(INPUT DATA)
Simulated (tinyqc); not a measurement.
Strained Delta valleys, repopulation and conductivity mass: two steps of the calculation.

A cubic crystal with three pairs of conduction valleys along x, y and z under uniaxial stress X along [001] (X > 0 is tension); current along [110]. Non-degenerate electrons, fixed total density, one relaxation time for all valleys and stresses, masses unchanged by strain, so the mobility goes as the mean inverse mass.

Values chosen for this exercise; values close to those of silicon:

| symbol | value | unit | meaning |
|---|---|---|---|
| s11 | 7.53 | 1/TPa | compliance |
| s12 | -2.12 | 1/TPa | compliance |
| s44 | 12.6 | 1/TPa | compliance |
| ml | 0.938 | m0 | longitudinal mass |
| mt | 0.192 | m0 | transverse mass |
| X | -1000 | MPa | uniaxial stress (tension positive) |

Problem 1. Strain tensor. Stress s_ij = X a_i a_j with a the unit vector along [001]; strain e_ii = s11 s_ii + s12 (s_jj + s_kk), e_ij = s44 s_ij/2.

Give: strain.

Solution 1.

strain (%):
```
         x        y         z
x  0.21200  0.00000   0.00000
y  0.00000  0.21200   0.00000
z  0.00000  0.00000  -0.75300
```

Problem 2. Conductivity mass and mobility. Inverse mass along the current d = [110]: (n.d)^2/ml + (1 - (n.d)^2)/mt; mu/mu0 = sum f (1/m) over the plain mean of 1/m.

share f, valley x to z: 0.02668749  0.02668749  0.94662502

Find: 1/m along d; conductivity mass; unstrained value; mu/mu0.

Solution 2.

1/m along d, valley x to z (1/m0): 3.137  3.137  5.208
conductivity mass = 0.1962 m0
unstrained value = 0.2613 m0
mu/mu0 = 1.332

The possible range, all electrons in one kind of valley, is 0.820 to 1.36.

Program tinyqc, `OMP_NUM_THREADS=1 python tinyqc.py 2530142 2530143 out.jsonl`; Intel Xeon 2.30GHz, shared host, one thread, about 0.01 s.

(ACTION ITEM)
Every line above from the line with "1/m along d, valley" to the line with "The possible range, all", both included, must be reproduced exactly, and no other line may appear.

(WORKED SOLUTION)
1/m along d, valley x to z (1/m0): 3.137  3.137  5.208
conductivity mass = 0.1962 m0
unstrained value = 0.2613 m0
mu/mu0 = 1.332

The possible range, all electrons in one kind of valley, is 0.820 to 1.36.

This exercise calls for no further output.